▬▬▬

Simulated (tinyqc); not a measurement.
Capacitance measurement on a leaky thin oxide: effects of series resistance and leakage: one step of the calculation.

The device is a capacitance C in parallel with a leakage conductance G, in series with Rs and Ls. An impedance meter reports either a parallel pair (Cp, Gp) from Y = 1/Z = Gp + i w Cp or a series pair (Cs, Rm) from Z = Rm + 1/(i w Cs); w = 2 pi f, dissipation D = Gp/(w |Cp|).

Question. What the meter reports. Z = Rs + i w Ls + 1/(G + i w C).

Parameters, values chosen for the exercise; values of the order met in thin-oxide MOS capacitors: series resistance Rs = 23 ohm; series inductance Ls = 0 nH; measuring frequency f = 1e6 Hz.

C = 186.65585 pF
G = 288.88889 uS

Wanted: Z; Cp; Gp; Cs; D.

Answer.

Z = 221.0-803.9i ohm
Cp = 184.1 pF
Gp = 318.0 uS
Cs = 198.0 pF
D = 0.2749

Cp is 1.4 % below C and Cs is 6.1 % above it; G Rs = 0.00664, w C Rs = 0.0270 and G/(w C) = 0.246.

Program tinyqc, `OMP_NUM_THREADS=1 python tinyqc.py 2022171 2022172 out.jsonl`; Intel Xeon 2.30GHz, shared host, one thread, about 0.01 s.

▬▬▬

**ASSIGNED TASK**
Output the full listing without altering anything.

**RESPONSE AREA**
Simulated (tinyqc); not a measurement.
Capacitance measurement on a leaky thin oxide: effects of series resistance and leakage: one step of the calculation.

The device is a capacitance C in parallel with a leakage conductance G, in series with Rs and Ls. An impedance meter reports either a parallel pair (Cp, Gp) from Y = 1/Z = Gp + i w Cp or a series pair (Cs, Rm) from Z = Rm + 1/(i w Cs); w = 2 pi f, dissipation D = Gp/(w |Cp|).

Question. What the meter reports. Z = Rs + i w Ls + 1/(G + i w C).

Parameters, values chosen for the exercise; values of the order met in thin-oxide MOS capacitors: series resistance Rs = 23 ohm; series inductance Ls = 0 nH; measuring frequency f = 1e6 Hz.

C = 186.65585 pF
G = 288.88889 uS

Wanted: Z; Cp; Gp; Cs; D.

Answer.

Z = 221.0-803.9i ohm
Cp = 184.1 pF
Gp = 318.0 uS
Cs = 198.0 pF
D = 0.2749

Cp is 1.4 % below C and Cs is 6.1 % above it; G Rs = 0.00664, w C Rs = 0.0270 and G/(w C) = 0.246.

Program tinyqc, `OMP_NUM_THREADS=1 python tinyqc.py 2022171 2022172 out.jsonl`; Intel Xeon 2.30GHz, shared host, one thread, about 0.01 s.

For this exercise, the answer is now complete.